▸ WORK TASK: Set down exactly the entries below, beginning at their first line and ending at the line with "C5; H11 on C6)".

▸ RECORDED DATA:
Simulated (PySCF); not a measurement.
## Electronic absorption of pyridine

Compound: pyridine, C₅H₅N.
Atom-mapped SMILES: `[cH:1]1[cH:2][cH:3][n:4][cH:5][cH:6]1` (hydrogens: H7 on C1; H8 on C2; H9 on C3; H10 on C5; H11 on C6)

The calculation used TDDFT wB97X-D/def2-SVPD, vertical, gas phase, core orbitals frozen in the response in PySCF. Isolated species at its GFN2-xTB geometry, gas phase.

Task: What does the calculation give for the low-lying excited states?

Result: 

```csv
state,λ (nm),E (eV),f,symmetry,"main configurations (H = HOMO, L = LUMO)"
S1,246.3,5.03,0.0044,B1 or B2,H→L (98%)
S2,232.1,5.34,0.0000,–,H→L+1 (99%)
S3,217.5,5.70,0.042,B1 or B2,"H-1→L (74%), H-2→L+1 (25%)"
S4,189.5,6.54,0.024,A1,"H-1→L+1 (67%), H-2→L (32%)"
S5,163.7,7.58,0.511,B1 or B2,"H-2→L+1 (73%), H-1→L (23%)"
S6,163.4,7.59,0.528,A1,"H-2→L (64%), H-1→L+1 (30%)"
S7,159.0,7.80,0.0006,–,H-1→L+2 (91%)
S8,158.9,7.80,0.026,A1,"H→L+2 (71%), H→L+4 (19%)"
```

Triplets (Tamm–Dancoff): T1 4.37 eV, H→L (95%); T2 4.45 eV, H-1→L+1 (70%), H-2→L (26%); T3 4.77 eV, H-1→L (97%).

▸ EXERCISE OUTPUT:
Simulated (PySCF); not a measurement.
## Electronic absorption of pyridine

Compound: pyridine, C₅H₅N.
Atom-mapped SMILES: `[cH:1]1[cH:2][cH:3][n:4][cH:5][cH:6]1` (hydrogens: H7 on C1; H8 on C2; H9 on C3; H10 on C5; H11 on C6)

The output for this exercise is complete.